# Action item
After the line containing "A series at", write nothing more; before it, reproduce every line of the material below exactly, starting with the first.

# Given data
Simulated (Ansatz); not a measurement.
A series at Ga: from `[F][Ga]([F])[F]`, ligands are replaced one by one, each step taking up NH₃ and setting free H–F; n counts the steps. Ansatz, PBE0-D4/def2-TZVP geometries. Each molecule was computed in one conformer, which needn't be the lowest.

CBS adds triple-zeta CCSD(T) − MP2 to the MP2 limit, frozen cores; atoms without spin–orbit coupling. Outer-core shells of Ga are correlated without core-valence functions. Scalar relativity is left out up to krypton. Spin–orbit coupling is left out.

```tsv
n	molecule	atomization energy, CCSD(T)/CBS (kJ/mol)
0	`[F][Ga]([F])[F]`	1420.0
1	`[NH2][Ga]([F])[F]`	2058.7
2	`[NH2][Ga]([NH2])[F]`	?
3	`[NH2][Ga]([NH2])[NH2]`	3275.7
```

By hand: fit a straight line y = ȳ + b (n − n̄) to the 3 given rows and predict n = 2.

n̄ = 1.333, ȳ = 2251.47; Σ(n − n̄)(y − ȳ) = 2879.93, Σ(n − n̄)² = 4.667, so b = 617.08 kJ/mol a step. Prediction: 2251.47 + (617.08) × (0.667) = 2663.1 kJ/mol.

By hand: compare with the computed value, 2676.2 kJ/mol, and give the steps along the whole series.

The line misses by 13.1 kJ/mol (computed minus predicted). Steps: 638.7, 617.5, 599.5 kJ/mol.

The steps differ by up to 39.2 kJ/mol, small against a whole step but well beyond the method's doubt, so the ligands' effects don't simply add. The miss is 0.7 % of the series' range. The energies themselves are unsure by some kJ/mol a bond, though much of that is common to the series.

# Written reply
Simulated (Ansatz); not a measurement.
A series at Ga: from `[F][Ga]([F])[F]`, ligands are replaced one by one, each step taking up NH₃ and setting free H–F; n counts the steps. Ansatz, PBE0-D4/def2-TZVP geometries. Each molecule was computed in one conformer, which needn't be the lowest.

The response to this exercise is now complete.